------ SOURCE DATA

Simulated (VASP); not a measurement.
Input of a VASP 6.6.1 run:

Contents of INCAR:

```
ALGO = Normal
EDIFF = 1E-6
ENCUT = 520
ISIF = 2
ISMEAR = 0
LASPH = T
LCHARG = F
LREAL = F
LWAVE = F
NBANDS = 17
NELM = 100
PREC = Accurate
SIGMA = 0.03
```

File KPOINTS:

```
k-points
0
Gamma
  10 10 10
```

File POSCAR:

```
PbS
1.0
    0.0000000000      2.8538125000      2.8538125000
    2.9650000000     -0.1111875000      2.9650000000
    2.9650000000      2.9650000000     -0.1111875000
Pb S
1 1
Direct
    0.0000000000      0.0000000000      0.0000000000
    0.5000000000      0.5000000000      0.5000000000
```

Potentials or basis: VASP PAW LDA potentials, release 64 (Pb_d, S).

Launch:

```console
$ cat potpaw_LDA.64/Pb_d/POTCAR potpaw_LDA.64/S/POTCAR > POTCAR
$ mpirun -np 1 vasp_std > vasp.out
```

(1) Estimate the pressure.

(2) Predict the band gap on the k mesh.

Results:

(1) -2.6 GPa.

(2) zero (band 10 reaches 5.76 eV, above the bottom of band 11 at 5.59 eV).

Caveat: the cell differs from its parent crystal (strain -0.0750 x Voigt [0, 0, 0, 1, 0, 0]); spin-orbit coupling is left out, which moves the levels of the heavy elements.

------------

▶ [ASSIGNED TASK]: Starting from the top of the records and ending at the line that contains "(2) zero (band", repeat each line exactly and return only those lines.

▶ [WRITTEN ANSWER]:
Simulated (VASP); not a measurement.
Input of a VASP 6.6.1 run:

Contents of INCAR:

```
ALGO = Normal
EDIFF = 1E-6
ENCUT = 520
ISIF = 2
ISMEAR = 0
LASPH = T
LCHARG = F
LREAL = F
LWAVE = F
NBANDS = 17
NELM = 100
PREC = Accurate
SIGMA = 0.03
```

File KPOINTS:

```
k-points
0
Gamma
  10 10 10
```

File POSCAR:

```
PbS
1.0
    0.0000000000      2.8538125000      2.8538125000
    2.9650000000     -0.1111875000      2.9650000000
    2.9650000000      2.9650000000     -0.1111875000
Pb S
1 1
Direct
    0.0000000000      0.0000000000      0.0000000000
    0.5000000000      0.5000000000      0.5000000000
```

Potentials or basis: VASP PAW LDA potentials, release 64 (Pb_d, S).

Launch:

```console
$ cat potpaw_LDA.64/Pb_d/POTCAR potpaw_LDA.64/S/POTCAR > POTCAR
$ mpirun -np 1 vasp_std > vasp.out
```

(1) Estimate the pressure.

(2) Predict the band gap on the k mesh.

Results:

(1) -2.6 GPa.

(2) zero (band 10 reaches 5.76 eV, above the bottom of band 11 at 5.59 eV).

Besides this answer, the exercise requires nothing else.